☆ ☆ ☆
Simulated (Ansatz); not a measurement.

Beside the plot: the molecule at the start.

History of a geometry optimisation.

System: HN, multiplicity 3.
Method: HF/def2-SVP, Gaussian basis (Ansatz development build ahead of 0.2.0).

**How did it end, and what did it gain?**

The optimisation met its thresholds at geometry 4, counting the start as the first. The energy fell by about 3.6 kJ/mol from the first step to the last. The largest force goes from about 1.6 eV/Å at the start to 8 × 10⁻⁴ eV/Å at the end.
☆ ☆ ☆

▶ [REQUIRED ACTION]:
Every entry is to be retyped word for word.

▶ [EXPECTED ANSWER]:
Simulated (Ansatz); not a measurement.

Beside the plot: the molecule at the start.

History of a geometry optimisation.

System: HN, multiplicity 3.
Method: HF/def2-SVP, Gaussian basis (Ansatz development build ahead of 0.2.0).

**How did it end, and what did it gain?**

The optimisation met its thresholds at geometry 4, counting the start as the first. The energy fell by about 3.6 kJ/mol from the first step to the last. The largest force goes from about 1.6 eV/Å at the start to 8 × 10⁻⁴ eV/Å at the end.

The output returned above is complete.